--- THE DATA ---
------------------------------------------------
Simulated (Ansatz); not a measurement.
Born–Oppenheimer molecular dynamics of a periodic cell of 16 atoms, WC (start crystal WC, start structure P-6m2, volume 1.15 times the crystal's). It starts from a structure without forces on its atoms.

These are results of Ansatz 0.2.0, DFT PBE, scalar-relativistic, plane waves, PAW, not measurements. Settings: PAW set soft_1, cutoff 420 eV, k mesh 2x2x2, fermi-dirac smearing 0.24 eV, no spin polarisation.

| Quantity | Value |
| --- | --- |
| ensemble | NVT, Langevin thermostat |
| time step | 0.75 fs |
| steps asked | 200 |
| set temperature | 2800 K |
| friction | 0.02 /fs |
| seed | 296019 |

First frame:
------------------------------------------------

--- WORK ITEM ---
All records shown above are to be repeated exactly.

--- EXERCISE RESPONSE ---
Simulated (Ansatz); not a measurement.
Born–Oppenheimer molecular dynamics of a periodic cell of 16 atoms, WC (start crystal WC, start structure P-6m2, volume 1.15 times the crystal's). It starts from a structure without forces on its atoms.

These are results of Ansatz 0.2.0, DFT PBE, scalar-relativistic, plane waves, PAW, not measurements. Settings: PAW set soft_1, cutoff 420 eV, k mesh 2x2x2, fermi-dirac smearing 0.24 eV, no spin polarisation.

| Quantity | Value |
| --- | --- |
| ensemble | NVT, Langevin thermostat |
| time step | 0.75 fs |
| steps asked | 200 |
| set temperature | 2800 K |
| friction | 0.02 /fs |
| seed | 296019 |

First frame:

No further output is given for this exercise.